(Beginning of The data)

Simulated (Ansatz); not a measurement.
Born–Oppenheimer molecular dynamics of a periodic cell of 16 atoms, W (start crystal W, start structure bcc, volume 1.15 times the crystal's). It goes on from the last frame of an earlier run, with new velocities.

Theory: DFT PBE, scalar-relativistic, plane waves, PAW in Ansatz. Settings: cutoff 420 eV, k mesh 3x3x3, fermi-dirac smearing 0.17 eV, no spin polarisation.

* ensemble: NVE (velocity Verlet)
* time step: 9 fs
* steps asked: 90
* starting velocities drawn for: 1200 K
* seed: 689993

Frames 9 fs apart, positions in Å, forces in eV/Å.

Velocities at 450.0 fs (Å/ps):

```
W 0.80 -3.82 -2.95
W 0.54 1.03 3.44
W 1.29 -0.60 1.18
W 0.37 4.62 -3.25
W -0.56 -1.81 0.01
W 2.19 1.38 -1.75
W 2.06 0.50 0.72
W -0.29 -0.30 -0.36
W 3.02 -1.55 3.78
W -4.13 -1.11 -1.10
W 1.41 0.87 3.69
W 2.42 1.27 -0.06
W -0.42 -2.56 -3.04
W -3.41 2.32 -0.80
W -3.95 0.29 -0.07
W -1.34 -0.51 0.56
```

(End of The data)

#### Work request:
Quote exactly the lines running from the start of the listing above through the line where "Born–Oppenheimer molecular dynamics" is found, and output no other lines.

#### Exercise answer:
Simulated (Ansatz); not a measurement.
Born–Oppenheimer molecular dynamics of a periodic cell of 16 atoms, W (start crystal W, start structure bcc, volume 1.15 times the crystal's). It goes on from the last frame of an earlier run, with new velocities.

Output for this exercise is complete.